▸ **ASSIGNMENT**: A word-for-word repeat of the records below is what this calls for.

---------------

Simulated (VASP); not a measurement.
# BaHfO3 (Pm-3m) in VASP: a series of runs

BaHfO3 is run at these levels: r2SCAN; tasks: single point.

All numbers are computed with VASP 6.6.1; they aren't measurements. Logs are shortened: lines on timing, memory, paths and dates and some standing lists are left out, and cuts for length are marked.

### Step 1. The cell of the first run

---------------

▸ **TASK RESPONSE**:
Simulated (VASP); not a measurement.
# BaHfO3 (Pm-3m) in VASP: a series of runs

BaHfO3 is run at these levels: r2SCAN; tasks: single point.

All numbers are computed with VASP 6.6.1; they aren't measurements. Logs are shortened: lines on timing, memory, paths and dates and some standing lists are left out, and cuts for length are marked.

### Step 1. The cell of the first run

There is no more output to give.